◇ ◇ ◇

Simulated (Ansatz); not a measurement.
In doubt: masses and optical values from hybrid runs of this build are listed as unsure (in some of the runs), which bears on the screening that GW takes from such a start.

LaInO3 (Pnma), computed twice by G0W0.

◇ ◇ ◇

* **Work order**:
In full and word for word, restate the data.

* **Written reply**:
Simulated (Ansatz); not a measurement.
In doubt: masses and optical values from hybrid runs of this build are listed as unsure (in some of the runs), which bears on the screening that GW takes from such a start.

LaInO3 (Pnma), computed twice by G0W0.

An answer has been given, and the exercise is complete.